>>>>
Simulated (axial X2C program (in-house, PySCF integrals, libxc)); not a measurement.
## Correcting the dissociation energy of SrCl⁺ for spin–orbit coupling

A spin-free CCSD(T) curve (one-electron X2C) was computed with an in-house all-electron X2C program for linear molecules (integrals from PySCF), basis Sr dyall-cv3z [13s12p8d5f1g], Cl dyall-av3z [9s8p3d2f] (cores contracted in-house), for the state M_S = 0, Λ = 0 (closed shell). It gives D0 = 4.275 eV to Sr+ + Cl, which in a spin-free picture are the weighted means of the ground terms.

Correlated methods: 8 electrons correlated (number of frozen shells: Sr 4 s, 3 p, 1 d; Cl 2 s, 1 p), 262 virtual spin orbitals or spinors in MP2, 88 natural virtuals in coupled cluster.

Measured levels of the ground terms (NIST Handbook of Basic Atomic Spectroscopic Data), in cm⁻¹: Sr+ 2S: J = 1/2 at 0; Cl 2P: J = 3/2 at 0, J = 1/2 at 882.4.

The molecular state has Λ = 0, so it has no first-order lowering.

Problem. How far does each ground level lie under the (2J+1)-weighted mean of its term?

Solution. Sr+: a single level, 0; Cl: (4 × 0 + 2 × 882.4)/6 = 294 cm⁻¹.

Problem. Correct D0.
<<<<

Your answer should be the full set of records above, restated exactly.

• [REPLY]:
Simulated (axial X2C program (in-house, PySCF integrals, libxc)); not a measurement.
## Correcting the dissociation energy of SrCl⁺ for spin–orbit coupling

A spin-free CCSD(T) curve (one-electron X2C) was computed with an in-house all-electron X2C program for linear molecules (integrals from PySCF), basis Sr dyall-cv3z [13s12p8d5f1g], Cl dyall-av3z [9s8p3d2f] (cores contracted in-house), for the state M_S = 0, Λ = 0 (closed shell). It gives D0 = 4.275 eV to Sr+ + Cl, which in a spin-free picture are the weighted means of the ground terms.

Correlated methods: 8 electrons correlated (number of frozen shells: Sr 4 s, 3 p, 1 d; Cl 2 s, 1 p), 262 virtual spin orbitals or spinors in MP2, 88 natural virtuals in coupled cluster.

Measured levels of the ground terms (NIST Handbook of Basic Atomic Spectroscopic Data), in cm⁻¹: Sr+ 2S: J = 1/2 at 0; Cl 2P: J = 3/2 at 0, J = 1/2 at 882.4.

The molecular state has Λ = 0, so it has no first-order lowering.

Problem. How far does each ground level lie under the (2J+1)-weighted mean of its term?

Solution. Sr+: a single level, 0; Cl: (4 × 0 + 2 × 882.4)/6 = 294 cm⁻¹.

Problem. Correct D0.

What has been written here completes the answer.